- **Assigned task**: Please output exactly the lines of the material from the first through the line containing "- Functional: r2SCAN", and nothing more.

- **Supplied records**:
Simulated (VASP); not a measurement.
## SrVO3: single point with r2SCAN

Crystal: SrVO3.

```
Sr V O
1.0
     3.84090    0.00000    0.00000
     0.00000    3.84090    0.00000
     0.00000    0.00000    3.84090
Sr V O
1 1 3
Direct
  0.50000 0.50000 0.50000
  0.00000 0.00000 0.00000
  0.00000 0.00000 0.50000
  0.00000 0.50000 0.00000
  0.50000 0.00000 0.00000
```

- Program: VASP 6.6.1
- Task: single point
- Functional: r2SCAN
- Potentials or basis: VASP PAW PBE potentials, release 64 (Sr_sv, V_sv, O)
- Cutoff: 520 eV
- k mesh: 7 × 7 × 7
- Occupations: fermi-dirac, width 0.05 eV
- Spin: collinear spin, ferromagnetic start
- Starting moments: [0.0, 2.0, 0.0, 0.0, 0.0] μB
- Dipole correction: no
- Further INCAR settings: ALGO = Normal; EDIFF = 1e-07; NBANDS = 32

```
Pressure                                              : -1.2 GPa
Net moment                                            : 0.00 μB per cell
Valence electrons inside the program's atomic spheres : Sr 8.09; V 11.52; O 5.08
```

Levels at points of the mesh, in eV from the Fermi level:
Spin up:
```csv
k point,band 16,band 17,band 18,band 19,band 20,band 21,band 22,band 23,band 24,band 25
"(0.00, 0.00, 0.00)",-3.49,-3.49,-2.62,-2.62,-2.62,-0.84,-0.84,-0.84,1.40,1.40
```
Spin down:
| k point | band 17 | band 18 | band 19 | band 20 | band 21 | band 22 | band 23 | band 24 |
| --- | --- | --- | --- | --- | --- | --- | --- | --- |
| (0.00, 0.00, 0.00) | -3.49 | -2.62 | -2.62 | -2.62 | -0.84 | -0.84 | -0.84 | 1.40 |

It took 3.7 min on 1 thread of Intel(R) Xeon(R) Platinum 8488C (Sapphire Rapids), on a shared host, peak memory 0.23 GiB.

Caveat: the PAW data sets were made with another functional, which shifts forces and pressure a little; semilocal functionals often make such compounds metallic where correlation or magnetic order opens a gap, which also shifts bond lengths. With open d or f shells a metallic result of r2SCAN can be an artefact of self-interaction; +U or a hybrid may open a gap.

- **Your response**:
Simulated (VASP); not a measurement.
## SrVO3: single point with r2SCAN

Crystal: SrVO3.

```
Sr V O
1.0
     3.84090    0.00000    0.00000
     0.00000    3.84090    0.00000
     0.00000    0.00000    3.84090
Sr V O
1 1 3
Direct
  0.50000 0.50000 0.50000
  0.00000 0.00000 0.00000
  0.00000 0.00000 0.50000
  0.00000 0.50000 0.00000
  0.50000 0.00000 0.00000
```

- Program: VASP 6.6.1
- Task: single point
- Functional: r2SCAN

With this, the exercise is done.